» Activity:
Copy every record below exactly as it stands.

» Dataset excerpts:
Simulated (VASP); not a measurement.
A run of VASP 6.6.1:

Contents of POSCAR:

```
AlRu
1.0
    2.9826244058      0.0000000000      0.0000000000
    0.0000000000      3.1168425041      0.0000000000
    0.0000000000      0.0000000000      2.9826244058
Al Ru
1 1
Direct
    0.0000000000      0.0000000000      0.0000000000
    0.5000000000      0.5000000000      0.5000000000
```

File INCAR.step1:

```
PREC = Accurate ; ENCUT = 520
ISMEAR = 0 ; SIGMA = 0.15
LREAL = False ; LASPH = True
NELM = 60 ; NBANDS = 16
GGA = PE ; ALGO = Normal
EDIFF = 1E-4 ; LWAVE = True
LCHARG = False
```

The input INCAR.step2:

» Problem solution:
Simulated (VASP); not a measurement.
A run of VASP 6.6.1:

Contents of POSCAR:

```
AlRu
1.0
    2.9826244058      0.0000000000      0.0000000000
    0.0000000000      3.1168425041      0.0000000000
    0.0000000000      0.0000000000      2.9826244058
Al Ru
1 1
Direct
    0.0000000000      0.0000000000      0.0000000000
    0.5000000000      0.5000000000      0.5000000000
```

File INCAR.step1:

```
PREC = Accurate ; ENCUT = 520
ISMEAR = 0 ; SIGMA = 0.15
LREAL = False ; LASPH = True
NELM = 60 ; NBANDS = 16
GGA = PE ; ALGO = Normal
EDIFF = 1E-4 ; LWAVE = True
LCHARG = False
```

The input INCAR.step2:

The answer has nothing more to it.